| Assignment |
Copy the records below exactly. Include all of them.

- - -

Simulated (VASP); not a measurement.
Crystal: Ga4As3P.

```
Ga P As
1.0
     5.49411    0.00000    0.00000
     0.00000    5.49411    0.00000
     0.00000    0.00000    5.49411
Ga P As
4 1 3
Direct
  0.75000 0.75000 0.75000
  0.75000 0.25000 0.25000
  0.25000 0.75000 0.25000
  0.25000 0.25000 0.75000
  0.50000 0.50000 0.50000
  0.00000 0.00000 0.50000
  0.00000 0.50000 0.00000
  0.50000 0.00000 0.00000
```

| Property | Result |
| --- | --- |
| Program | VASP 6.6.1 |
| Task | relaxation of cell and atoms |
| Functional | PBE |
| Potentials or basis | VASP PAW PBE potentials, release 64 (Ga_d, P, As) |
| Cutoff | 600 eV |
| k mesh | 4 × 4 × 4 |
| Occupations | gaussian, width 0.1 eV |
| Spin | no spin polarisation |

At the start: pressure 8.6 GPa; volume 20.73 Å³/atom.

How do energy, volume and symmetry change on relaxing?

- - -

| Task response |
Simulated (VASP); not a measurement.
Crystal: Ga4As3P.

```
Ga P As
1.0
     5.49411    0.00000    0.00000
     0.00000    5.49411    0.00000
     0.00000    0.00000    5.49411
Ga P As
4 1 3
Direct
  0.75000 0.75000 0.75000
  0.75000 0.25000 0.25000
  0.25000 0.75000 0.25000
  0.25000 0.25000 0.75000
  0.50000 0.50000 0.50000
  0.00000 0.00000 0.50000
  0.00000 0.50000 0.00000
  0.50000 0.00000 0.00000
```

| Property | Result |
| --- | --- |
| Program | VASP 6.6.1 |
| Task | relaxation of cell and atoms |
| Functional | PBE |
| Potentials or basis | VASP PAW PBE potentials, release 64 (Ga_d, P, As) |
| Cutoff | 600 eV |
| k mesh | 4 × 4 × 4 |
| Occupations | gaussian, width 0.1 eV |
| Spin | no spin polarisation |

At the start: pressure 8.6 GPa; volume 20.73 Å³/atom.

How do energy, volume and symmetry change on relaxing?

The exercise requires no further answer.